Repeat exactly, please, the opening lines of the data below, through and including the line where "O12 | -0.039 | 0.060 | -0.007 |" sits.

**Source information:**
※ ※ ※

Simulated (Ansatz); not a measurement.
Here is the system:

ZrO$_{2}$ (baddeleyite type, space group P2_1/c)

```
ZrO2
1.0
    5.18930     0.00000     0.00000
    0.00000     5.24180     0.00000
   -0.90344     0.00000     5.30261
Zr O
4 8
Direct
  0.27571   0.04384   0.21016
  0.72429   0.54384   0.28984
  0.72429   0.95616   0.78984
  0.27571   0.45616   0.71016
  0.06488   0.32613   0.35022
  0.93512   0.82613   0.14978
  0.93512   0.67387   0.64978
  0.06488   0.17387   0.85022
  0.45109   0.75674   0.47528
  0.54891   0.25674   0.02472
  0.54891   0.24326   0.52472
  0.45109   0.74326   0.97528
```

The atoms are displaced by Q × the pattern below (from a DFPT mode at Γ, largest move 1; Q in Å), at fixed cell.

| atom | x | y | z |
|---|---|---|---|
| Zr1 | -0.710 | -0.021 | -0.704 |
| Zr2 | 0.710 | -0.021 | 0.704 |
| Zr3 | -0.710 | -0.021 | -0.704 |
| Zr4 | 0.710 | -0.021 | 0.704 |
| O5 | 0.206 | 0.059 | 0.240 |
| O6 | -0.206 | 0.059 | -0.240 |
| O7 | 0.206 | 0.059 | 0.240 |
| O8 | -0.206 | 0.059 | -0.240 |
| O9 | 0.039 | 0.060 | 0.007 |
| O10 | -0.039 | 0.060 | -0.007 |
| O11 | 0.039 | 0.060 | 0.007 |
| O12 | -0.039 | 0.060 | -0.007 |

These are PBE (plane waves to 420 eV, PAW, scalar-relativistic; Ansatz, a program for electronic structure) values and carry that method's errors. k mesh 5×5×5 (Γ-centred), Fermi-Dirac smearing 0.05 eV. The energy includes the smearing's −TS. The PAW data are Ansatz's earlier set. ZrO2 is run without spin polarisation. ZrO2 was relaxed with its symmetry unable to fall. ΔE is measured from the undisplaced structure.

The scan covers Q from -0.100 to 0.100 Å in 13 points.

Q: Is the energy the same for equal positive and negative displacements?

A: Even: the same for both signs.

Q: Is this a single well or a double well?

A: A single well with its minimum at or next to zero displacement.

※ ※ ※

**Answer area:**
Simulated (Ansatz); not a measurement.
Here is the system:

ZrO$_{2}$ (baddeleyite type, space group P2_1/c)

```
ZrO2
1.0
    5.18930     0.00000     0.00000
    0.00000     5.24180     0.00000
   -0.90344     0.00000     5.30261
Zr O
4 8
Direct
  0.27571   0.04384   0.21016
  0.72429   0.54384   0.28984
  0.72429   0.95616   0.78984
  0.27571   0.45616   0.71016
  0.06488   0.32613   0.35022
  0.93512   0.82613   0.14978
  0.93512   0.67387   0.64978
  0.06488   0.17387   0.85022
  0.45109   0.75674   0.47528
  0.54891   0.25674   0.02472
  0.54891   0.24326   0.52472
  0.45109   0.74326   0.97528
```

The atoms are displaced by Q × the pattern below (from a DFPT mode at Γ, largest move 1; Q in Å), at fixed cell.

| atom | x | y | z |
|---|---|---|---|
| Zr1 | -0.710 | -0.021 | -0.704 |
| Zr2 | 0.710 | -0.021 | 0.704 |
| Zr3 | -0.710 | -0.021 | -0.704 |
| Zr4 | 0.710 | -0.021 | 0.704 |
| O5 | 0.206 | 0.059 | 0.240 |
| O6 | -0.206 | 0.059 | -0.240 |
| O7 | 0.206 | 0.059 | 0.240 |
| O8 | -0.206 | 0.059 | -0.240 |
| O9 | 0.039 | 0.060 | 0.007 |
| O10 | -0.039 | 0.060 | -0.007 |
| O11 | 0.039 | 0.060 | 0.007 |
| O12 | -0.039 | 0.060 | -0.007 |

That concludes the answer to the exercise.